┄┄┄┄┄┄┄┄┄┄┄┄┄┄┄┄┄┄┄┄

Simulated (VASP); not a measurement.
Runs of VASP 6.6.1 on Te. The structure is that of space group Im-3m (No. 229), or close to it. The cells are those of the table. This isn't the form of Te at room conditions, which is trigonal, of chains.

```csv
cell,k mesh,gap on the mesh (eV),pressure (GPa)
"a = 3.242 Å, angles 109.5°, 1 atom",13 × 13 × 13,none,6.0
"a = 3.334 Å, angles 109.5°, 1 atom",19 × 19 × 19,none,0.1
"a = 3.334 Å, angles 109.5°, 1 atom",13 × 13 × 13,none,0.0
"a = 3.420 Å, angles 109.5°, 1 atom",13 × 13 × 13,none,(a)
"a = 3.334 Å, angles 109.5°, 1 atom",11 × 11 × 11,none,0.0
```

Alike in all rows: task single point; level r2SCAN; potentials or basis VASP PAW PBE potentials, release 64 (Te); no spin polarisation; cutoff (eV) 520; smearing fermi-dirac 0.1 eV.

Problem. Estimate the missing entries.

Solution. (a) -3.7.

┄┄┄┄┄┄┄┄┄┄┄┄┄┄┄┄┄┄┄┄

Output each line exactly, from the first line of the data down to the line that contains "Problem. Estimate the missing entries.", both included.

Simulated (VASP); not a measurement.
Runs of VASP 6.6.1 on Te. The structure is that of space group Im-3m (No. 229), or close to it. The cells are those of the table. This isn't the form of Te at room conditions, which is trigonal, of chains.

```csv
cell,k mesh,gap on the mesh (eV),pressure (GPa)
"a = 3.242 Å, angles 109.5°, 1 atom",13 × 13 × 13,none,6.0
"a = 3.334 Å, angles 109.5°, 1 atom",19 × 19 × 19,none,0.1
"a = 3.334 Å, angles 109.5°, 1 atom",13 × 13 × 13,none,0.0
"a = 3.420 Å, angles 109.5°, 1 atom",13 × 13 × 13,none,(a)
"a = 3.334 Å, angles 109.5°, 1 atom",11 × 11 × 11,none,0.0
```

Alike in all rows: task single point; level r2SCAN; potentials or basis VASP PAW PBE potentials, release 64 (Te); no spin polarisation; cutoff (eV) 520; smearing fermi-dirac 0.1 eV.

Problem. Estimate the missing entries.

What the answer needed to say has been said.